Work order » Exact duplicates of all entries are needed.

Data records »

━━━━━━━━━━

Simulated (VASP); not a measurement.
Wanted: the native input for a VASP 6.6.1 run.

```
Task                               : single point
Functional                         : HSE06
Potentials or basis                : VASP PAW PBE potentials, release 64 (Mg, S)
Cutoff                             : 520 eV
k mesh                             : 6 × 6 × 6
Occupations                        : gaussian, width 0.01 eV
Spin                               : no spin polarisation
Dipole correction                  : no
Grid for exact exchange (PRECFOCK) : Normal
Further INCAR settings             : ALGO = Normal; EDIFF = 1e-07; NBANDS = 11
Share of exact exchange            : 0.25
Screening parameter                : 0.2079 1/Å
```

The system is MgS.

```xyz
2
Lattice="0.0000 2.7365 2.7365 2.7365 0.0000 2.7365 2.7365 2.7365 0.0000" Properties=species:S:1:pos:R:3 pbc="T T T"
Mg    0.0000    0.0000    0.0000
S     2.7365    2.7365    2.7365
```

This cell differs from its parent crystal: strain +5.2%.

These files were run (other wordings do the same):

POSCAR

━━━━━━━━━━

Exercise output »
Simulated (VASP); not a measurement.
Wanted: the native input for a VASP 6.6.1 run.

```
Task                               : single point
Functional                         : HSE06
Potentials or basis                : VASP PAW PBE potentials, release 64 (Mg, S)
Cutoff                             : 520 eV
k mesh                             : 6 × 6 × 6
Occupations                        : gaussian, width 0.01 eV
Spin                               : no spin polarisation
Dipole correction                  : no
Grid for exact exchange (PRECFOCK) : Normal
Further INCAR settings             : ALGO = Normal; EDIFF = 1e-07; NBANDS = 11
Share of exact exchange            : 0.25
Screening parameter                : 0.2079 1/Å
```

The system is MgS.

```xyz
2
Lattice="0.0000 2.7365 2.7365 2.7365 0.0000 2.7365 2.7365 2.7365 0.0000" Properties=species:S:1:pos:R:3 pbc="T T T"
Mg    0.0000    0.0000    0.0000
S     2.7365    2.7365    2.7365
```

This cell differs from its parent crystal: strain +5.2%.

These files were run (other wordings do the same):

POSCAR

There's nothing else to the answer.